* [ASSIGNMENT] Print the listing below from its opening line through the line holding "- 4s2 4f5 5s2: F^2(4f,4f)", both ends included.

┄┄┄┄┄┄┄┄┄┄┄┄┄┄┄┄┄┄┄┄
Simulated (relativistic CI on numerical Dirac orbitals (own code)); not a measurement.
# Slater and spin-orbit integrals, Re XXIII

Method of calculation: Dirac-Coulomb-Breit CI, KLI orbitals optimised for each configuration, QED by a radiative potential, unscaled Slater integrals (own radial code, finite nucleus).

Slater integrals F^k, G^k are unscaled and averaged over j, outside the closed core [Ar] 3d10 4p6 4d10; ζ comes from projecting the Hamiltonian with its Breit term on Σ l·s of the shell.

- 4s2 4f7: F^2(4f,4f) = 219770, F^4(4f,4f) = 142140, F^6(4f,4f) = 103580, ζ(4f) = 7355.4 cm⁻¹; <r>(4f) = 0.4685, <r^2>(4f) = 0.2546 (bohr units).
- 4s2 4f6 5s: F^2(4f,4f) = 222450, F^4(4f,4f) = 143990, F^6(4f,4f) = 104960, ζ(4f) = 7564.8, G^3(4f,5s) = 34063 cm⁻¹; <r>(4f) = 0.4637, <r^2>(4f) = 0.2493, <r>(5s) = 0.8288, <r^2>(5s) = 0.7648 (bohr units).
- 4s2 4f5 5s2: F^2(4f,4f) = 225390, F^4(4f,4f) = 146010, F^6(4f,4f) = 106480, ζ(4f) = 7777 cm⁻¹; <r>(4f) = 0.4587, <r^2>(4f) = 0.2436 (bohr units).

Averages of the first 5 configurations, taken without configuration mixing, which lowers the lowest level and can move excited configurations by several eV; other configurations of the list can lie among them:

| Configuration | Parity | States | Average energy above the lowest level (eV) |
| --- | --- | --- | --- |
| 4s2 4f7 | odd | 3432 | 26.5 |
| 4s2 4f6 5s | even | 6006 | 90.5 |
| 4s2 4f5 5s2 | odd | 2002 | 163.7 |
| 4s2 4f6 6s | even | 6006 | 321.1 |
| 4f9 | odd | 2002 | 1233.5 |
┄┄┄┄┄┄┄┄┄┄┄┄┄┄┄┄┄┄┄┄

* [WRITTEN ANSWER]
Simulated (relativistic CI on numerical Dirac orbitals (own code)); not a measurement.
# Slater and spin-orbit integrals, Re XXIII

Method of calculation: Dirac-Coulomb-Breit CI, KLI orbitals optimised for each configuration, QED by a radiative potential, unscaled Slater integrals (own radial code, finite nucleus).

Slater integrals F^k, G^k are unscaled and averaged over j, outside the closed core [Ar] 3d10 4p6 4d10; ζ comes from projecting the Hamiltonian with its Breit term on Σ l·s of the shell.

- 4s2 4f7: F^2(4f,4f) = 219770, F^4(4f,4f) = 142140, F^6(4f,4f) = 103580, ζ(4f) = 7355.4 cm⁻¹; <r>(4f) = 0.4685, <r^2>(4f) = 0.2546 (bohr units).
- 4s2 4f6 5s: F^2(4f,4f) = 222450, F^4(4f,4f) = 143990, F^6(4f,4f) = 104960, ζ(4f) = 7564.8, G^3(4f,5s) = 34063 cm⁻¹; <r>(4f) = 0.4637, <r^2>(4f) = 0.2493, <r>(5s) = 0.8288, <r^2>(5s) = 0.7648 (bohr units).
- 4s2 4f5 5s2: F^2(4f,4f) = 225390, F^4(4f,4f) = 146010, F^6(4f,4f) = 106480, ζ(4f) = 7777 cm⁻¹; <r>(4f) = 0.4587, <r^2>(4f) = 0.2436 (bohr units).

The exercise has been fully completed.